EXERCISE DATA ::
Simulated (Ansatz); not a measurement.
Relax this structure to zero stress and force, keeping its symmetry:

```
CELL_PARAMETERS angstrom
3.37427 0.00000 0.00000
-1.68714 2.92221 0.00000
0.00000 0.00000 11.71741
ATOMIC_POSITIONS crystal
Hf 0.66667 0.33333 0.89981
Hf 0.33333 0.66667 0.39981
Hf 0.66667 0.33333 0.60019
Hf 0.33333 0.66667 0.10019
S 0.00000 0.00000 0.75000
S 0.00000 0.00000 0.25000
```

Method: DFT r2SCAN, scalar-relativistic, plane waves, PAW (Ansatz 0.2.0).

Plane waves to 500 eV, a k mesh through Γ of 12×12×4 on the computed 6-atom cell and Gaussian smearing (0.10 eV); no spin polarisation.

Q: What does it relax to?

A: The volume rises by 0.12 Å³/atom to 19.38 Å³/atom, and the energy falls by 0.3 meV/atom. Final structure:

WORK ORDER :: Please give back all of the material above exactly as it was written.

TASK RESPONSE ::
Simulated (Ansatz); not a measurement.
Relax this structure to zero stress and force, keeping its symmetry:

```
CELL_PARAMETERS angstrom
3.37427 0.00000 0.00000
-1.68714 2.92221 0.00000
0.00000 0.00000 11.71741
ATOMIC_POSITIONS crystal
Hf 0.66667 0.33333 0.89981
Hf 0.33333 0.66667 0.39981
Hf 0.66667 0.33333 0.60019
Hf 0.33333 0.66667 0.10019
S 0.00000 0.00000 0.75000
S 0.00000 0.00000 0.25000
```

Method: DFT r2SCAN, scalar-relativistic, plane waves, PAW (Ansatz 0.2.0).

Plane waves to 500 eV, a k mesh through Γ of 12×12×4 on the computed 6-atom cell and Gaussian smearing (0.10 eV); no spin polarisation.

Q: What does it relax to?

A: The volume rises by 0.12 Å³/atom to 19.38 Å³/atom, and the energy falls by 0.3 meV/atom. Final structure:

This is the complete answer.